Work instruction – Each of the entries below needs to be given again exactly.

- Opening Delimiter -
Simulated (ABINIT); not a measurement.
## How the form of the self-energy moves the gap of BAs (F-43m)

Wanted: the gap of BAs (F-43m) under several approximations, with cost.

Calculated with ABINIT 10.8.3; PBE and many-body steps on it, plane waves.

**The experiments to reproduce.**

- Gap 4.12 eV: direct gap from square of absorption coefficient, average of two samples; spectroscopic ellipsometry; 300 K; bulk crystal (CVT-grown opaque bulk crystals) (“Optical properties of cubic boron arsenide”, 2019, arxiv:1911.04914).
- Closing Delimiter -

Task solution –
Simulated (ABINIT); not a measurement.
## How the form of the self-energy moves the gap of BAs (F-43m)

Wanted: the gap of BAs (F-43m) under several approximations, with cost.

Calculated with ABINIT 10.8.3; PBE and many-body steps on it, plane waves.

**The experiments to reproduce.**

- Gap 4.12 eV: direct gap from square of absorption coefficient, average of two samples; spectroscopic ellipsometry; 300 K; bulk crystal (CVT-grown opaque bulk crystals) (“Optical properties of cubic boron arsenide”, 2019, arxiv:1911.04914).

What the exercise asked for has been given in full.